···

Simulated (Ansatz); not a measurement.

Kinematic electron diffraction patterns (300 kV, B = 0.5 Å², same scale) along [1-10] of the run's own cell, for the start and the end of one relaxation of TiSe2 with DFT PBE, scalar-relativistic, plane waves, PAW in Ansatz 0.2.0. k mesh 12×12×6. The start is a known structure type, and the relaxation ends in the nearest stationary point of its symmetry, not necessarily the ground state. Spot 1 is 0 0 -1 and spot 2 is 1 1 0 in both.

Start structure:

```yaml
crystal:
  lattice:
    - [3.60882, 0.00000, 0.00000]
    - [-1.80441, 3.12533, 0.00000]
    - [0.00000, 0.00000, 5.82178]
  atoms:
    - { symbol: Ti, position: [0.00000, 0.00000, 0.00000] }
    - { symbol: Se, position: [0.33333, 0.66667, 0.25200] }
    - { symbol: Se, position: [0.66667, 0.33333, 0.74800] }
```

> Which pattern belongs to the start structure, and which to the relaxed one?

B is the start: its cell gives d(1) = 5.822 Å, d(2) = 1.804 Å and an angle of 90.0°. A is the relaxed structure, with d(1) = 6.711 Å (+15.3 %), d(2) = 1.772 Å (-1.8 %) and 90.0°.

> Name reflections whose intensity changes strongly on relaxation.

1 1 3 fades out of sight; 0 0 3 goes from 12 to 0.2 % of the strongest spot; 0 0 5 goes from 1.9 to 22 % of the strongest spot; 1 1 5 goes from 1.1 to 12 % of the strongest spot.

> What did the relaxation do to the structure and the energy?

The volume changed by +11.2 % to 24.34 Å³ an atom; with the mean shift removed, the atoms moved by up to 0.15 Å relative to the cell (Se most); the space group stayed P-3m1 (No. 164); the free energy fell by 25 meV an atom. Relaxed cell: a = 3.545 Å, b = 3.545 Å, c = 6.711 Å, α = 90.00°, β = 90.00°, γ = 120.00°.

···

* **WORK TASK**: In the listing above, find the line with "strongly on relaxation." and the line with "and the energy?". Output those two lines and every line between them, exactly as written.

* **YOUR SOLUTION**:
> Name reflections whose intensity changes strongly on relaxation.

1 1 3 fades out of sight; 0 0 3 goes from 12 to 0.2 % of the strongest spot; 0 0 5 goes from 1.9 to 22 % of the strongest spot; 1 1 5 goes from 1.1 to 12 % of the strongest spot.

> What did the relaxation do to the structure and the energy?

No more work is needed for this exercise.